★ ★ ★ ★

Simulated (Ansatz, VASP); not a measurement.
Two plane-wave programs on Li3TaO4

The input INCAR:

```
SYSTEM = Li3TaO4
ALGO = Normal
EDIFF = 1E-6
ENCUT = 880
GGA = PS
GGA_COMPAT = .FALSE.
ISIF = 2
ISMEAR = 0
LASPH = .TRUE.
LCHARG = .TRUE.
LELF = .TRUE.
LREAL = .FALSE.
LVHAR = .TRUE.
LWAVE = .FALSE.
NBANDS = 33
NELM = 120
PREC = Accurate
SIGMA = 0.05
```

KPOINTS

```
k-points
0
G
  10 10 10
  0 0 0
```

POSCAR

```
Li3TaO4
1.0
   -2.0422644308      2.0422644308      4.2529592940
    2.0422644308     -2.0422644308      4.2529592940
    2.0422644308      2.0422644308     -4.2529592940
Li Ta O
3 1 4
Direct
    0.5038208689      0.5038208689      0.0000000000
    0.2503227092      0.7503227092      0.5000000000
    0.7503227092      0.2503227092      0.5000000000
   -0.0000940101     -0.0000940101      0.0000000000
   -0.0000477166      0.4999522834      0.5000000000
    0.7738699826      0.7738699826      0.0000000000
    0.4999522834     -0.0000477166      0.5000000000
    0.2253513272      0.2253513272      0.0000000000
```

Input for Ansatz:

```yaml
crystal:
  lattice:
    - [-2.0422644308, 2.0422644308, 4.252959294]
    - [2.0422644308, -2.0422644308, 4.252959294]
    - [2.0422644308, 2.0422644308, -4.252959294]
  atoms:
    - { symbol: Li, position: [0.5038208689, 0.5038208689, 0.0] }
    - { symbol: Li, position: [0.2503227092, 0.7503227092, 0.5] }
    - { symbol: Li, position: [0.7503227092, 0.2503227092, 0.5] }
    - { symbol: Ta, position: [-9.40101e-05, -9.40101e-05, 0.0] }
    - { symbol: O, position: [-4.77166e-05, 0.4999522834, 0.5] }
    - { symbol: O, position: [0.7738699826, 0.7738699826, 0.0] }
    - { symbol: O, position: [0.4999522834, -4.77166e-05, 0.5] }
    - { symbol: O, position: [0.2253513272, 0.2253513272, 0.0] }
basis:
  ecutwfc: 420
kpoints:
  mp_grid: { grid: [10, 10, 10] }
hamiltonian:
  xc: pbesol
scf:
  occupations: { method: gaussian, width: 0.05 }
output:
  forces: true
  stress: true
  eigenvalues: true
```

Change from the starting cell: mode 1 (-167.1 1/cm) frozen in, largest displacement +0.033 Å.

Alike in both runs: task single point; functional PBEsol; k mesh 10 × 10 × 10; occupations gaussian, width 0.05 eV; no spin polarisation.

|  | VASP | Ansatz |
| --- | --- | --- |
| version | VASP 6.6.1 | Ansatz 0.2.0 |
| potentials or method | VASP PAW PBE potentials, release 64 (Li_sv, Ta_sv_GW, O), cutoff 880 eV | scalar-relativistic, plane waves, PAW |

★ ★ ★ ★

# REQUIRED ACTION
Include the first line of the listing, the line with "Alike in both", and every line between them, each repeated exactly, and output only those.

# TASK RESPONSE
Simulated (Ansatz, VASP); not a measurement.
Two plane-wave programs on Li3TaO4

The input INCAR:

```
SYSTEM = Li3TaO4
ALGO = Normal
EDIFF = 1E-6
ENCUT = 880
GGA = PS
GGA_COMPAT = .FALSE.
ISIF = 2
ISMEAR = 0
LASPH = .TRUE.
LCHARG = .TRUE.
LELF = .TRUE.
LREAL = .FALSE.
LVHAR = .TRUE.
LWAVE = .FALSE.
NBANDS = 33
NELM = 120
PREC = Accurate
SIGMA = 0.05
```

KPOINTS

```
k-points
0
G
  10 10 10
  0 0 0
```

POSCAR

```
Li3TaO4
1.0
   -2.0422644308      2.0422644308      4.2529592940
    2.0422644308     -2.0422644308      4.2529592940
    2.0422644308      2.0422644308     -4.2529592940
Li Ta O
3 1 4
Direct
    0.5038208689      0.5038208689      0.0000000000
    0.2503227092      0.7503227092      0.5000000000
    0.7503227092      0.2503227092      0.5000000000
   -0.0000940101     -0.0000940101      0.0000000000
   -0.0000477166      0.4999522834      0.5000000000
    0.7738699826      0.7738699826      0.0000000000
    0.4999522834     -0.0000477166      0.5000000000
    0.2253513272      0.2253513272      0.0000000000
```

Input for Ansatz:

```yaml
crystal:
  lattice:
    - [-2.0422644308, 2.0422644308, 4.252959294]
    - [2.0422644308, -2.0422644308, 4.252959294]
    - [2.0422644308, 2.0422644308, -4.252959294]
  atoms:
    - { symbol: Li, position: [0.5038208689, 0.5038208689, 0.0] }
    - { symbol: Li, position: [0.2503227092, 0.7503227092, 0.5] }
    - { symbol: Li, position: [0.7503227092, 0.2503227092, 0.5] }
    - { symbol: Ta, position: [-9.40101e-05, -9.40101e-05, 0.0] }
    - { symbol: O, position: [-4.77166e-05, 0.4999522834, 0.5] }
    - { symbol: O, position: [0.7738699826, 0.7738699826, 0.0] }
    - { symbol: O, position: [0.4999522834, -4.77166e-05, 0.5] }
    - { symbol: O, position: [0.2253513272, 0.2253513272, 0.0] }
basis:
  ecutwfc: 420
kpoints:
  mp_grid: { grid: [10, 10, 10] }
hamiltonian:
  xc: pbesol
scf:
  occupations: { method: gaussian, width: 0.05 }
output:
  forces: true
  stress: true
  eigenvalues: true
```

Change from the starting cell: mode 1 (-167.1 1/cm) frozen in, largest displacement +0.033 Å.

Alike in both runs: task single point; functional PBEsol; k mesh 10 × 10 × 10; occupations gaussian, width 0.05 eV; no spin polarisation.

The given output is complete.